REQUIREMENT: Output the data below in full, character for character.

___ EXERCISE DATA ___
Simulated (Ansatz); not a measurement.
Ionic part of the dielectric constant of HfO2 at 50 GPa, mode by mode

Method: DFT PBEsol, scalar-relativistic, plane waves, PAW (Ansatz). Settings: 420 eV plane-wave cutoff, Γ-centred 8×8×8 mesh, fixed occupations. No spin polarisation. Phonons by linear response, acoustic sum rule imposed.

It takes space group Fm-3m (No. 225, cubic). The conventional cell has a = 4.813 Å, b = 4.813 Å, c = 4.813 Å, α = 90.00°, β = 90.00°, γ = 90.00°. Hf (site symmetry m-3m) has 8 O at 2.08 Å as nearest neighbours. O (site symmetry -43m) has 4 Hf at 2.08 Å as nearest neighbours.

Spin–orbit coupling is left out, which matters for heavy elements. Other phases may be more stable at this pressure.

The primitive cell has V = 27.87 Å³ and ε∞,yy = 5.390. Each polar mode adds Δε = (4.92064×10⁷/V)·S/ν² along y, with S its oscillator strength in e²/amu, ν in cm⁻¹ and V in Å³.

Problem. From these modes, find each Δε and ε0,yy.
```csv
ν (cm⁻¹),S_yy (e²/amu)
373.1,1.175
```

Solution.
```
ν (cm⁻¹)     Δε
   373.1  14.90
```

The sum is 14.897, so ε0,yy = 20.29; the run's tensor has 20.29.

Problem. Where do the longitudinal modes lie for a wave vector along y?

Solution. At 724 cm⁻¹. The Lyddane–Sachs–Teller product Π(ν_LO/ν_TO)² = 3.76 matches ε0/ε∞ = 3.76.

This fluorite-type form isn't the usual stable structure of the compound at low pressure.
___

SOLUTION:
Simulated (Ansatz); not a measurement.
Ionic part of the dielectric constant of HfO2 at 50 GPa, mode by mode

Method: DFT PBEsol, scalar-relativistic, plane waves, PAW (Ansatz). Settings: 420 eV plane-wave cutoff, Γ-centred 8×8×8 mesh, fixed occupations. No spin polarisation. Phonons by linear response, acoustic sum rule imposed.

It takes space group Fm-3m (No. 225, cubic). The conventional cell has a = 4.813 Å, b = 4.813 Å, c = 4.813 Å, α = 90.00°, β = 90.00°, γ = 90.00°. Hf (site symmetry m-3m) has 8 O at 2.08 Å as nearest neighbours. O (site symmetry -43m) has 4 Hf at 2.08 Å as nearest neighbours.

Spin–orbit coupling is left out, which matters for heavy elements. Other phases may be more stable at this pressure.

The primitive cell has V = 27.87 Å³ and ε∞,yy = 5.390. Each polar mode adds Δε = (4.92064×10⁷/V)·S/ν² along y, with S its oscillator strength in e²/amu, ν in cm⁻¹ and V in Å³.

Problem. From these modes, find each Δε and ε0,yy.
```csv
ν (cm⁻¹),S_yy (e²/amu)
373.1,1.175
```

Solution.
```
ν (cm⁻¹)     Δε
   373.1  14.90
```

The sum is 14.897, so ε0,yy = 20.29; the run's tensor has 20.29.

Problem. Where do the longitudinal modes lie for a wave vector along y?

Solution. At 724 cm⁻¹. The Lyddane–Sachs–Teller product Π(ν_LO/ν_TO)² = 3.76 matches ε0/ε∞ = 3.76.

This fluorite-type form isn't the usual stable structure of the compound at low pressure.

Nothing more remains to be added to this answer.